* _The data_
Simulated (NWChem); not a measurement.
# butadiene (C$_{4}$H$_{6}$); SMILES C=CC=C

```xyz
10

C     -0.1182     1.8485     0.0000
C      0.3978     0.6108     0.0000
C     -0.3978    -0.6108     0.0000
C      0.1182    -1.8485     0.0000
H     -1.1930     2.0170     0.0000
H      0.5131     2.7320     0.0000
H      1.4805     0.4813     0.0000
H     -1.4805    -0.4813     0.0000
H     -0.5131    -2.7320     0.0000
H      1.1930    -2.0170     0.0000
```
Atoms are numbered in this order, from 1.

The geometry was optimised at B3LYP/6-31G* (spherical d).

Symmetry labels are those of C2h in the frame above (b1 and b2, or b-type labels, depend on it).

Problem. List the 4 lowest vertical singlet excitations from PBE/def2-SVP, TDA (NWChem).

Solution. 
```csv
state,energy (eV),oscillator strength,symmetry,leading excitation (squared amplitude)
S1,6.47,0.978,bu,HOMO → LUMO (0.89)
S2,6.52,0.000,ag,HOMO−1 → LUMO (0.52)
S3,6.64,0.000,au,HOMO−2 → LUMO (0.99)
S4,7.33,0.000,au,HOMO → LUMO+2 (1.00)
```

* _Assignment_
Copy out each line of the material above, word for word, from the first down to the line containing "Symmetry labels are". Add nothing.

* _Task result_
Simulated (NWChem); not a measurement.
# butadiene (C$_{4}$H$_{6}$); SMILES C=CC=C

```xyz
10

C     -0.1182     1.8485     0.0000
C      0.3978     0.6108     0.0000
C     -0.3978    -0.6108     0.0000
C      0.1182    -1.8485     0.0000
H     -1.1930     2.0170     0.0000
H      0.5131     2.7320     0.0000
H      1.4805     0.4813     0.0000
H     -1.4805    -0.4813     0.0000
H     -0.5131    -2.7320     0.0000
H      1.1930    -2.0170     0.0000
```
Atoms are numbered in this order, from 1.

The geometry was optimised at B3LYP/6-31G* (spherical d).

Symmetry labels are those of C2h in the frame above (b1 and b2, or b-type labels, depend on it).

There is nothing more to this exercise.